── RECORDS SHOWN ──

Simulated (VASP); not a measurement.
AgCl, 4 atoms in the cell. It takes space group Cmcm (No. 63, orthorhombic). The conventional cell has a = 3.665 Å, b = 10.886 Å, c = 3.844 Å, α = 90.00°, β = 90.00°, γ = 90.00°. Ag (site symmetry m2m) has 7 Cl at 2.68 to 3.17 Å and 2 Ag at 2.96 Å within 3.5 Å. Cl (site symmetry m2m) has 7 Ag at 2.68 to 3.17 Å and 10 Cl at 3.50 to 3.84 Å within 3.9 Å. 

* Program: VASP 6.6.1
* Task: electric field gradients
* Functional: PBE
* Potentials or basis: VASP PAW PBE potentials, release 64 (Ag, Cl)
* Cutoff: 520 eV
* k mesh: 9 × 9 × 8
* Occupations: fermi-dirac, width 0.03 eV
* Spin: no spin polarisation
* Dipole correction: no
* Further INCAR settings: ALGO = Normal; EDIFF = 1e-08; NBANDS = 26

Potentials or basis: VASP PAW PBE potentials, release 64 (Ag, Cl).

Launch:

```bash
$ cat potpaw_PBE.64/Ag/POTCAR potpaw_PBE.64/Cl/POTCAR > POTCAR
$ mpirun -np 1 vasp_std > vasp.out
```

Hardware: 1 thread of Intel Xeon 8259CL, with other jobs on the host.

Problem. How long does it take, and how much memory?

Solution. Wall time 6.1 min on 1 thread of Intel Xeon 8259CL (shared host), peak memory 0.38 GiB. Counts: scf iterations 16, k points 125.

───

WORK INSTRUCTION: There is a run of lines above from the one with "no spin polarisation" to the one with "Problem. How long"; print exactly that run, both ends included, and nothing else.

EXPECTED ANSWER:
* Spin: no spin polarisation
* Dipole correction: no
* Further INCAR settings: ALGO = Normal; EDIFF = 1e-08; NBANDS = 26

Potentials or basis: VASP PAW PBE potentials, release 64 (Ag, Cl).

Launch:

```bash
$ cat potpaw_PBE.64/Ag/POTCAR potpaw_PBE.64/Cl/POTCAR > POTCAR
$ mpirun -np 1 vasp_std > vasp.out
```

Hardware: 1 thread of Intel Xeon 8259CL, with other jobs on the host.

Problem. How long does it take, and how much memory?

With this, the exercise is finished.